---------- RECORDS SUPPLIED ----------

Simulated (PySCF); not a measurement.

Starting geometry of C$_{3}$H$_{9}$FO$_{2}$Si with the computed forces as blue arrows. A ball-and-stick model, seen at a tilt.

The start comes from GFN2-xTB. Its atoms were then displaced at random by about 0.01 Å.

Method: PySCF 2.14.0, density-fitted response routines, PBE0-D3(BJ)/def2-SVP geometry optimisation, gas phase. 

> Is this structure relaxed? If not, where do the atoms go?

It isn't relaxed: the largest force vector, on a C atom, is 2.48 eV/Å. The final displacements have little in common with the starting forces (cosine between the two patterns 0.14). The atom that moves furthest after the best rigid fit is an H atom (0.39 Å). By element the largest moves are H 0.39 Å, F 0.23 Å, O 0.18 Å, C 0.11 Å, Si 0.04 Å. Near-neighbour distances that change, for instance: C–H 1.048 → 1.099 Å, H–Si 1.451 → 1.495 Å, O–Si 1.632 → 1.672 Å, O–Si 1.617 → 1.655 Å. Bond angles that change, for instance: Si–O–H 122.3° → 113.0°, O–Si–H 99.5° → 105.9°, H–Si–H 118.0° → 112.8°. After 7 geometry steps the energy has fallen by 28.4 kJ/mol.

----------

All lines from the beginning of the entries through the line marked "Method: PySCF 2.14.0, density-fitted" are to be output exactly; nothing else belongs in the answer.

• [REPLY]
Simulated (PySCF); not a measurement.

Starting geometry of C$_{3}$H$_{9}$FO$_{2}$Si with the computed forces as blue arrows. A ball-and-stick model, seen at a tilt.

The start comes from GFN2-xTB. Its atoms were then displaced at random by about 0.01 Å.

Method: PySCF 2.14.0, density-fitted response routines, PBE0-D3(BJ)/def2-SVP geometry optimisation, gas phase. 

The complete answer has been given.